Return the material exactly. Every line must stay as it is.

□ □ □ □

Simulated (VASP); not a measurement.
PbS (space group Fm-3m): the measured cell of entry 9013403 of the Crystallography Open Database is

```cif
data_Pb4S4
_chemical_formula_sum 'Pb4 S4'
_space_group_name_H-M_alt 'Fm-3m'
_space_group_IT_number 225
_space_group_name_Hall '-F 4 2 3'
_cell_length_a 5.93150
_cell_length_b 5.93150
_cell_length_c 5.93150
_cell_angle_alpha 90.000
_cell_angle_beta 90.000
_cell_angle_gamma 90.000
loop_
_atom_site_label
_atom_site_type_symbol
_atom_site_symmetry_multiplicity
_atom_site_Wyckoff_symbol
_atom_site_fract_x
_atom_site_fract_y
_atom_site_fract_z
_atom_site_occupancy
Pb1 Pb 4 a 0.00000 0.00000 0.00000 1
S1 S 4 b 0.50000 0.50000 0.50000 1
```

□ □ □ □

- [TASK RESPONSE]
Simulated (VASP); not a measurement.
PbS (space group Fm-3m): the measured cell of entry 9013403 of the Crystallography Open Database is

```cif
data_Pb4S4
_chemical_formula_sum 'Pb4 S4'
_space_group_name_H-M_alt 'Fm-3m'
_space_group_IT_number 225
_space_group_name_Hall '-F 4 2 3'
_cell_length_a 5.93150
_cell_length_b 5.93150
_cell_length_c 5.93150
_cell_angle_alpha 90.000
_cell_angle_beta 90.000
_cell_angle_gamma 90.000
loop_
_atom_site_label
_atom_site_type_symbol
_atom_site_symmetry_multiplicity
_atom_site_Wyckoff_symbol
_atom_site_fract_x
_atom_site_fract_y
_atom_site_fract_z
_atom_site_occupancy
Pb1 Pb 4 a 0.00000 0.00000 0.00000 1
S1 S 4 b 0.50000 0.50000 0.50000 1
```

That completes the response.